Assigned task:
The data below holds a line containing "# Al4Fe3Co: VASP beside Ansatz" and a line containing "Ansatz 0.2.0 |"; please quote exactly those two lines and every line between them, and nothing else.

##### The data #####

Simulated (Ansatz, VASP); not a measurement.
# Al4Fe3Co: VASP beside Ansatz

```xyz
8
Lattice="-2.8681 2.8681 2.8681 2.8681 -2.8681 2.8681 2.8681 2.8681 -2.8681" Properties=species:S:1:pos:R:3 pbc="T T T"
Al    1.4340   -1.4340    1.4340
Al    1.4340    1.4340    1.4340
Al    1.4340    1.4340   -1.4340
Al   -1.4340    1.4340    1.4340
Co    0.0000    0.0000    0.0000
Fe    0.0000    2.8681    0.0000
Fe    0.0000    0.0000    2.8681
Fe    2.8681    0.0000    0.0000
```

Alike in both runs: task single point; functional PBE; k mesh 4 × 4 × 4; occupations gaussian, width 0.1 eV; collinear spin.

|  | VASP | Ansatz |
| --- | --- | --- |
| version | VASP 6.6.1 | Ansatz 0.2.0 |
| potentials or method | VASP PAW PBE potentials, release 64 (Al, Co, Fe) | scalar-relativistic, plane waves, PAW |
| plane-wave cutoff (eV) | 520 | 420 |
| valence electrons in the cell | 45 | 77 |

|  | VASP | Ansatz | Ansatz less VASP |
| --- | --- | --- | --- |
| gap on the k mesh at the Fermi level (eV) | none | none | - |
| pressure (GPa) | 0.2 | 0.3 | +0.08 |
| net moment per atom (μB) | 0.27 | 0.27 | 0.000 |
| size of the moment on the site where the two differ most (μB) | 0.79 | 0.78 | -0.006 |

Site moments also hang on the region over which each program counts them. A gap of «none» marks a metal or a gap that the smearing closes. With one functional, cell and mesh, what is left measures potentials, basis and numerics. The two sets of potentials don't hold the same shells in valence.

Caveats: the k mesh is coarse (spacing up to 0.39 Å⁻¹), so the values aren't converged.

#####

Answer space:
# Al4Fe3Co: VASP beside Ansatz

```xyz
8
Lattice="-2.8681 2.8681 2.8681 2.8681 -2.8681 2.8681 2.8681 2.8681 -2.8681" Properties=species:S:1:pos:R:3 pbc="T T T"
Al    1.4340   -1.4340    1.4340
Al    1.4340    1.4340    1.4340
Al    1.4340    1.4340   -1.4340
Al   -1.4340    1.4340    1.4340
Co    0.0000    0.0000    0.0000
Fe    0.0000    2.8681    0.0000
Fe    0.0000    0.0000    2.8681
Fe    2.8681    0.0000    0.0000
```

Alike in both runs: task single point; functional PBE; k mesh 4 × 4 × 4; occupations gaussian, width 0.1 eV; collinear spin.

|  | VASP | Ansatz |
| --- | --- | --- |
| version | VASP 6.6.1 | Ansatz 0.2.0 |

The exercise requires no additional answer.